== Data under study ==
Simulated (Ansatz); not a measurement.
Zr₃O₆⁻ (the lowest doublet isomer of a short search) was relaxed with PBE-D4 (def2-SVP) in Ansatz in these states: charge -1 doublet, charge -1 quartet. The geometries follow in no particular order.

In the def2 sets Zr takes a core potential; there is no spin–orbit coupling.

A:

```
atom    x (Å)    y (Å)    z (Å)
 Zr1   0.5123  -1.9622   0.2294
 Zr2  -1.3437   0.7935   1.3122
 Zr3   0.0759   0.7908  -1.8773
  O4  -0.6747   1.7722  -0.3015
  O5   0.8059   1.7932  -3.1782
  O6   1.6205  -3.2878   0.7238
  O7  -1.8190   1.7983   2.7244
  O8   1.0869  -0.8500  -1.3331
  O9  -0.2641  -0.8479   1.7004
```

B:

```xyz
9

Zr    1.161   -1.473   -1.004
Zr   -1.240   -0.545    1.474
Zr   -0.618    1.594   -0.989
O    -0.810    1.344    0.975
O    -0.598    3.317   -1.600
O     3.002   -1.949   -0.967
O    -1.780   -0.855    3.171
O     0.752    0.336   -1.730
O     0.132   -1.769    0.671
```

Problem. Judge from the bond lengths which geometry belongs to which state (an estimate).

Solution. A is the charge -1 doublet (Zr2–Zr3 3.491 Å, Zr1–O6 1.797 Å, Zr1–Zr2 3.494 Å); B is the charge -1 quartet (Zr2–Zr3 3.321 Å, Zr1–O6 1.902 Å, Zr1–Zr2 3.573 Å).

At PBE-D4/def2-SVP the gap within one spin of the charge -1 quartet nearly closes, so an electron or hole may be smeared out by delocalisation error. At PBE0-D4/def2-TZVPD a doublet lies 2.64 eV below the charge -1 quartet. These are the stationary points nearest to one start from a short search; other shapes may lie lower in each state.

== Work instruction ==
Beginning with the line above that contains "Problem. Judge from", copy each line exactly up to and including the line that contains "Solution. A is", and go no further.

== Solution ==
Problem. Judge from the bond lengths which geometry belongs to which state (an estimate).

Solution. A is the charge -1 doublet (Zr2–Zr3 3.491 Å, Zr1–O6 1.797 Å, Zr1–Zr2 3.494 Å); B is the charge -1 quartet (Zr2–Zr3 3.321 Å, Zr1–O6 1.902 Å, Zr1–Zr2 3.573 Å).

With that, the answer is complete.